[PROVIDED DATA]
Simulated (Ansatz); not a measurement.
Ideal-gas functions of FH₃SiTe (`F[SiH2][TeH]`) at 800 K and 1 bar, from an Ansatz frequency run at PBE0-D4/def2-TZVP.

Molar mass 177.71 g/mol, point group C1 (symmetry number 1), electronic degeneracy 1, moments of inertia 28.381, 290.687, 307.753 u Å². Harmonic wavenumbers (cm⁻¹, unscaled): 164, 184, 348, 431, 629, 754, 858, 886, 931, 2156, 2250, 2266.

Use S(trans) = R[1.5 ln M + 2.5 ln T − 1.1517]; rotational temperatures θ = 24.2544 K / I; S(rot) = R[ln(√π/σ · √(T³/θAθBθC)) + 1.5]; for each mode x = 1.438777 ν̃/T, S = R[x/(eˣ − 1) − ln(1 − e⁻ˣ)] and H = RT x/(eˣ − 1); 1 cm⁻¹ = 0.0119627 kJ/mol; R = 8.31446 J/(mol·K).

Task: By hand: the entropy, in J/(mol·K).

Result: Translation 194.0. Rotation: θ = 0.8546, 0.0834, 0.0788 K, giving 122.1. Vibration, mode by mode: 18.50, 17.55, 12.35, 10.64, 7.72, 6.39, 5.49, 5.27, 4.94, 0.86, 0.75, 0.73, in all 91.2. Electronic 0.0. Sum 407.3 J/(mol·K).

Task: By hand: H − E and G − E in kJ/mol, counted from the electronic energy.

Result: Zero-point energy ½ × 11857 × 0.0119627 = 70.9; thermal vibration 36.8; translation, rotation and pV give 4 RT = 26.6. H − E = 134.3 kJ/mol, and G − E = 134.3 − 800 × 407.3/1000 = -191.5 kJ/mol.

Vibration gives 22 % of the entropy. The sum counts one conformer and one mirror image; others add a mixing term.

[BRIEF] With the first line of the records as the start and the line holding "Molar mass 177.71" as the end, please copy exactly those lines and no others.

[EXERCISE RESULT]
Simulated (Ansatz); not a measurement.
Ideal-gas functions of FH₃SiTe (`F[SiH2][TeH]`) at 800 K and 1 bar, from an Ansatz frequency run at PBE0-D4/def2-TZVP.

Molar mass 177.71 g/mol, point group C1 (symmetry number 1), electronic degeneracy 1, moments of inertia 28.381, 290.687, 307.753 u Å². Harmonic wavenumbers (cm⁻¹, unscaled): 164, 184, 348, 431, 629, 754, 858, 886, 931, 2156, 2250, 2266.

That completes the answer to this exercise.